== Requirement ==
Every entry must be transcribed without alteration.

== Material shown ==
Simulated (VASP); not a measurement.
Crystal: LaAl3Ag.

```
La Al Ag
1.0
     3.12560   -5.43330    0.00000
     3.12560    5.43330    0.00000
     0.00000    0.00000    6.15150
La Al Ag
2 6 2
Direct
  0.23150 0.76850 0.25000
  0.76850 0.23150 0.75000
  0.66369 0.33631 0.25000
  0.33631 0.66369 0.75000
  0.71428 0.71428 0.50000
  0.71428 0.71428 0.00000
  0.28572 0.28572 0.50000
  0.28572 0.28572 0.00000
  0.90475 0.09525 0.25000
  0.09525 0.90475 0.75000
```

== Response ==
Simulated (VASP); not a measurement.
Crystal: LaAl3Ag.

```
La Al Ag
1.0
     3.12560   -5.43330    0.00000
     3.12560    5.43330    0.00000
     0.00000    0.00000    6.15150
La Al Ag
2 6 2
Direct
  0.23150 0.76850 0.25000
  0.76850 0.23150 0.75000
  0.66369 0.33631 0.25000
  0.33631 0.66369 0.75000
  0.71428 0.71428 0.50000
  0.71428 0.71428 0.00000
  0.28572 0.28572 0.50000
  0.28572 0.28572 0.00000
  0.90475 0.09525 0.25000
  0.09525 0.90475 0.75000
```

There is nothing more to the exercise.